[Opening Data for review section]

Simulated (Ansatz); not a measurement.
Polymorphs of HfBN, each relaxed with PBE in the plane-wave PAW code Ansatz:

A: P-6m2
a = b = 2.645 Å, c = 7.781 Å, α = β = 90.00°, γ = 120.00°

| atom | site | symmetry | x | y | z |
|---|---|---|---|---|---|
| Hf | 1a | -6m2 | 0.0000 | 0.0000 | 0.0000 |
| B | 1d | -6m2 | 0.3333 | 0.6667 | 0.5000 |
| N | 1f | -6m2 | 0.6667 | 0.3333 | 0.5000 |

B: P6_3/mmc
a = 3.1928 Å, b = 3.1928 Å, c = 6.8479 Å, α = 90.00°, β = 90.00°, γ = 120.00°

[Closing Data for review section]

Requirement: Reproduce the records above in full, without altering a single character.

Answer section:
Simulated (Ansatz); not a measurement.
Polymorphs of HfBN, each relaxed with PBE in the plane-wave PAW code Ansatz:

A: P-6m2
a = b = 2.645 Å, c = 7.781 Å, α = β = 90.00°, γ = 120.00°

| atom | site | symmetry | x | y | z |
|---|---|---|---|---|---|
| Hf | 1a | -6m2 | 0.0000 | 0.0000 | 0.0000 |
| B | 1d | -6m2 | 0.3333 | 0.6667 | 0.5000 |
| N | 1f | -6m2 | 0.6667 | 0.3333 | 0.5000 |

B: P6_3/mmc
a = 3.1928 Å, b = 3.1928 Å, c = 6.8479 Å, α = 90.00°, β = 90.00°, γ = 120.00°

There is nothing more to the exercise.